» Action item
Restate the data that follows exactly as it stands, beginning with the first line and ending with the line that contains "Output of a".

--*--
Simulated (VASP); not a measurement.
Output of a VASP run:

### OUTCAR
--*--

» Answer space
Simulated (VASP); not a measurement.
Output of a VASP run:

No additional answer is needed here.